### [Assignment]
The expected output is exactly the lines below, starting at the line with "Lines of VASP's" and ending at the line with "Numbers of over", both included; no other line belongs in it.

### [Records supplied]
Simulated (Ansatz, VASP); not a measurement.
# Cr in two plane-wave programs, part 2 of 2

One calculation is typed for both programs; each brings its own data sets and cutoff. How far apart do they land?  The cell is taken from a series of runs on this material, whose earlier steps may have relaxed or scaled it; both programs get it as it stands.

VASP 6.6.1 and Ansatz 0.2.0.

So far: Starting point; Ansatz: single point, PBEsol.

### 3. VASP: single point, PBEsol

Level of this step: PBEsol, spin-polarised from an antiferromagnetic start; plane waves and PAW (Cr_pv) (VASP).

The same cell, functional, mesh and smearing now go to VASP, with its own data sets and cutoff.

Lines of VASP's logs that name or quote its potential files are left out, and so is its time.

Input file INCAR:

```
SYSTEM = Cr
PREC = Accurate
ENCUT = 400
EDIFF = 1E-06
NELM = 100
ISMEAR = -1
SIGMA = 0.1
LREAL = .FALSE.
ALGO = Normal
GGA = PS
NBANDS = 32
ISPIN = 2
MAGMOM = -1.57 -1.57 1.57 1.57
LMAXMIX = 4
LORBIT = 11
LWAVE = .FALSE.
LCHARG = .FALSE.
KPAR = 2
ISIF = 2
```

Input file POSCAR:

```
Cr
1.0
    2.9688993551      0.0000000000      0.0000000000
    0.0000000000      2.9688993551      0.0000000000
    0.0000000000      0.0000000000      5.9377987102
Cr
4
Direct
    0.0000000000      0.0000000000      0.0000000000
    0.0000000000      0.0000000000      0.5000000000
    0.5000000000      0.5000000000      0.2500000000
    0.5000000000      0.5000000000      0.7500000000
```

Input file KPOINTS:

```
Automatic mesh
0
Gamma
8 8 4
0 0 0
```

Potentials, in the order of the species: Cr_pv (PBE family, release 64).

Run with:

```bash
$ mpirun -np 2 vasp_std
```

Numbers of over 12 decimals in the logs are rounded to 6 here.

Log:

### [Task output]
Lines of VASP's logs that name or quote its potential files are left out, and so is its time.

Input file INCAR:

```
SYSTEM = Cr
PREC = Accurate
ENCUT = 400
EDIFF = 1E-06
NELM = 100
ISMEAR = -1
SIGMA = 0.1
LREAL = .FALSE.
ALGO = Normal
GGA = PS
NBANDS = 32
ISPIN = 2
MAGMOM = -1.57 -1.57 1.57 1.57
LMAXMIX = 4
LORBIT = 11
LWAVE = .FALSE.
LCHARG = .FALSE.
KPAR = 2
ISIF = 2
```

Input file POSCAR:

```
Cr
1.0
    2.9688993551      0.0000000000      0.0000000000
    0.0000000000      2.9688993551      0.0000000000
    0.0000000000      0.0000000000      5.9377987102
Cr
4
Direct
    0.0000000000      0.0000000000      0.0000000000
    0.0000000000      0.0000000000      0.5000000000
    0.5000000000      0.5000000000      0.2500000000
    0.5000000000      0.5000000000      0.7500000000
```

Input file KPOINTS:

```
Automatic mesh
0
Gamma
8 8 4
0 0 0
```

Potentials, in the order of the species: Cr_pv (PBE family, release 64).

Run with:

```bash
$ mpirun -np 2 vasp_std
```

Numbers of over 12 decimals in the logs are rounded to 6 here.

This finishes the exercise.